* **ACTION ITEM**
Within the listing below, the lines to output run from the one containing "ΔH, ΔS and ΔG." through the one containing "ΔH/ΔS = 1534 K."; copy them exactly and nothing else.

* **RECORDS SHOWN**
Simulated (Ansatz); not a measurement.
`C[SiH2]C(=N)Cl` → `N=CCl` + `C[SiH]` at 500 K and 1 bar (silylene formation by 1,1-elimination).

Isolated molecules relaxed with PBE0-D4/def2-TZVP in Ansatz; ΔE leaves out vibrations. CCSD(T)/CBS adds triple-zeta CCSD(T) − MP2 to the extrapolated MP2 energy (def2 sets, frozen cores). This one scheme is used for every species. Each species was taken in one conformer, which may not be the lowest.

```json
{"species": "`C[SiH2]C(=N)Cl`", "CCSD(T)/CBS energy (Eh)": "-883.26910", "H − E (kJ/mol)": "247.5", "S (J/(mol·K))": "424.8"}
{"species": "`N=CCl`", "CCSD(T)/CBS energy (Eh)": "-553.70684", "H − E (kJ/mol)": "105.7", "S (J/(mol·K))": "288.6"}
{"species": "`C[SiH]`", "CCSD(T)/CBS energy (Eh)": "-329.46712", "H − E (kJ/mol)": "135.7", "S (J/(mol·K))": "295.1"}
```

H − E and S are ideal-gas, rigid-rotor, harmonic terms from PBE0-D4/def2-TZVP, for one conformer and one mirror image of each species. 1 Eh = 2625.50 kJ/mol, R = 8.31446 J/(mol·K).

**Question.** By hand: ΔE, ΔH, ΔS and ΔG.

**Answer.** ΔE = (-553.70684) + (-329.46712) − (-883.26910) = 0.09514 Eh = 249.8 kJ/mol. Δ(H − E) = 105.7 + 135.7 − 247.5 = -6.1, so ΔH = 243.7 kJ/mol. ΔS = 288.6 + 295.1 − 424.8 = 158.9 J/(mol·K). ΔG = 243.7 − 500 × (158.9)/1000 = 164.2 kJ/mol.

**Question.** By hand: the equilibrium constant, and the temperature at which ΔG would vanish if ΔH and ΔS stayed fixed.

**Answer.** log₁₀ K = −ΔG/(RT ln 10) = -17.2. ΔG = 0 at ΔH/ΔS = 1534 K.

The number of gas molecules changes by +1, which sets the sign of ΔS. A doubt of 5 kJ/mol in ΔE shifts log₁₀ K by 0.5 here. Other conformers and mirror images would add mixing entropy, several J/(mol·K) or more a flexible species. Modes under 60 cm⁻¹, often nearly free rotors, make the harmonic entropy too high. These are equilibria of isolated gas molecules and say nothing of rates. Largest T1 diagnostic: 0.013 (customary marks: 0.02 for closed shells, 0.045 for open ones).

* **RESPONSE**
**Question.** By hand: ΔE, ΔH, ΔS and ΔG.

**Answer.** ΔE = (-553.70684) + (-329.46712) − (-883.26910) = 0.09514 Eh = 249.8 kJ/mol. Δ(H − E) = 105.7 + 135.7 − 247.5 = -6.1, so ΔH = 243.7 kJ/mol. ΔS = 288.6 + 295.1 − 424.8 = 158.9 J/(mol·K). ΔG = 243.7 − 500 × (158.9)/1000 = 164.2 kJ/mol.

**Question.** By hand: the equilibrium constant, and the temperature at which ΔG would vanish if ΔH and ΔS stayed fixed.

**Answer.** log₁₀ K = −ΔG/(RT ln 10) = -17.2. ΔG = 0 at ΔH/ΔS = 1534 K.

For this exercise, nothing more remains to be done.